- Work request
If a line comes after the one containing "Answer. The lowest", leave it out; copy every line before it, and that line too, exactly as written, starting from the first line of the entries.

<<<<
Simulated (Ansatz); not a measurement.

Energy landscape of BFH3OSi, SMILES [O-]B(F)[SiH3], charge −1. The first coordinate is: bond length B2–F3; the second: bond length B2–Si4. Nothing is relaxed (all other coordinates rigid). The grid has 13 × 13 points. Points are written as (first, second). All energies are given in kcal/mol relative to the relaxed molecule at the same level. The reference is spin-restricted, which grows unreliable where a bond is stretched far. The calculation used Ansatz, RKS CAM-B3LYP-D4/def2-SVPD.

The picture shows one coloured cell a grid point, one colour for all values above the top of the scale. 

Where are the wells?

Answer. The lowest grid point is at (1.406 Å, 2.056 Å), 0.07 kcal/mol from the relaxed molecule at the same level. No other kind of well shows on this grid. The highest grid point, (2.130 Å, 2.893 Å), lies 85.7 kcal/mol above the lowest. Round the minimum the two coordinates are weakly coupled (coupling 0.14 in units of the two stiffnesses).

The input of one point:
>>>>

- Response box
Simulated (Ansatz); not a measurement.

Energy landscape of BFH3OSi, SMILES [O-]B(F)[SiH3], charge −1. The first coordinate is: bond length B2–F3; the second: bond length B2–Si4. Nothing is relaxed (all other coordinates rigid). The grid has 13 × 13 points. Points are written as (first, second). All energies are given in kcal/mol relative to the relaxed molecule at the same level. The reference is spin-restricted, which grows unreliable where a bond is stretched far. The calculation used Ansatz, RKS CAM-B3LYP-D4/def2-SVPD.

The picture shows one coloured cell a grid point, one colour for all values above the top of the scale. 

Where are the wells?

Answer. The lowest grid point is at (1.406 Å, 2.056 Å), 0.07 kcal/mol from the relaxed molecule at the same level. No other kind of well shows on this grid. The highest grid point, (2.130 Å, 2.893 Å), lies 85.7 kcal/mol above the lowest. Round the minimum the two coordinates are weakly coupled (coupling 0.14 in units of the two stiffnesses).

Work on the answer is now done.